:: Task item ::
Repeat, please, only the lines from the top of the data down to the line with "- Functional: PBE"; include both of those lines.

:: Supplied data ::
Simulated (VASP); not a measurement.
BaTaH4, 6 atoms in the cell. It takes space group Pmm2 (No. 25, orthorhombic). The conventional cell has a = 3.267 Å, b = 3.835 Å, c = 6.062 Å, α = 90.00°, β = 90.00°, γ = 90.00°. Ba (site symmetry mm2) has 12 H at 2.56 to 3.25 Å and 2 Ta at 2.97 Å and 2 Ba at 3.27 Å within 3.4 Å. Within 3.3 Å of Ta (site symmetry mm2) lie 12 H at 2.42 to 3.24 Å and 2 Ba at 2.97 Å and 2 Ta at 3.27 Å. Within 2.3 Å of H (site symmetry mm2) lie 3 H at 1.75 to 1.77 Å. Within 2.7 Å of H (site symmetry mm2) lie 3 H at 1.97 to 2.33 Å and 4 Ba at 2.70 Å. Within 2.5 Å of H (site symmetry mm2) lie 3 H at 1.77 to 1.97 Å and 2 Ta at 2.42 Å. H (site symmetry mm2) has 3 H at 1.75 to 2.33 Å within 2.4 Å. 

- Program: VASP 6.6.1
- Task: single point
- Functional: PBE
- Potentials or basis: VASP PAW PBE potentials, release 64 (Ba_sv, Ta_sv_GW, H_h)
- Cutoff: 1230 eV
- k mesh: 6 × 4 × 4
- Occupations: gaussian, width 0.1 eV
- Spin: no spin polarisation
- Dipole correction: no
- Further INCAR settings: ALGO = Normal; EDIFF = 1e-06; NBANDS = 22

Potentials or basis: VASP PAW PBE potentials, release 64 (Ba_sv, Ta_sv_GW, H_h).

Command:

:: Response area ::
Simulated (VASP); not a measurement.
BaTaH4, 6 atoms in the cell. It takes space group Pmm2 (No. 25, orthorhombic). The conventional cell has a = 3.267 Å, b = 3.835 Å, c = 6.062 Å, α = 90.00°, β = 90.00°, γ = 90.00°. Ba (site symmetry mm2) has 12 H at 2.56 to 3.25 Å and 2 Ta at 2.97 Å and 2 Ba at 3.27 Å within 3.4 Å. Within 3.3 Å of Ta (site symmetry mm2) lie 12 H at 2.42 to 3.24 Å and 2 Ba at 2.97 Å and 2 Ta at 3.27 Å. Within 2.3 Å of H (site symmetry mm2) lie 3 H at 1.75 to 1.77 Å. Within 2.7 Å of H (site symmetry mm2) lie 3 H at 1.97 to 2.33 Å and 4 Ba at 2.70 Å. Within 2.5 Å of H (site symmetry mm2) lie 3 H at 1.77 to 1.97 Å and 2 Ta at 2.42 Å. H (site symmetry mm2) has 3 H at 1.75 to 2.33 Å within 2.4 Å. 

- Program: VASP 6.6.1
- Task: single point
- Functional: PBE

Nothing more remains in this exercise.